SUPPLIED ENTRIES:
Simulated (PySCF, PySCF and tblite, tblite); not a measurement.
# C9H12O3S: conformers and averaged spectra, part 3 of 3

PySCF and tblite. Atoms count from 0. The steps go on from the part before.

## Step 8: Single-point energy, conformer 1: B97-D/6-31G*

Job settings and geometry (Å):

WORK ITEM:
The expected response is the entire listing, repeated word for word.

WRITTEN ANSWER:
Simulated (PySCF, PySCF and tblite, tblite); not a measurement.
# C9H12O3S: conformers and averaged spectra, part 3 of 3

PySCF and tblite. Atoms count from 0. The steps go on from the part before.

## Step 8: Single-point energy, conformer 1: B97-D/6-31G*

Job settings and geometry (Å):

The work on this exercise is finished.